# Provided material
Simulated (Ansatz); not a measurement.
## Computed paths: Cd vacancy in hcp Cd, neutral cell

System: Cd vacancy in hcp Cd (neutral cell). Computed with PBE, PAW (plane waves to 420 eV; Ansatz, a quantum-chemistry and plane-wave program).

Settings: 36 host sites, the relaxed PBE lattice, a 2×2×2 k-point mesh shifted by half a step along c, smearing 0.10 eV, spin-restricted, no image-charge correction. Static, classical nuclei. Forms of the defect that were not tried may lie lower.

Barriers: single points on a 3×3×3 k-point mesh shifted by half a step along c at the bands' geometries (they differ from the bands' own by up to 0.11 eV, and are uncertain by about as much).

# Work instruction
Give back, word for word, only the lines above from the line holding "System: Cd vacancy" to the line holding "Settings: 36 host", both included.

# Written reply
System: Cd vacancy in hcp Cd (neutral cell). Computed with PBE, PAW (plane waves to 420 eV; Ansatz, a quantum-chemistry and plane-wave program).

Settings: 36 host sites, the relaxed PBE lattice, a 2×2×2 k-point mesh shifted by half a step along c, smearing 0.10 eV, spin-restricted, no image-charge correction. Static, classical nuclei. Forms of the defect that were not tried may lie lower.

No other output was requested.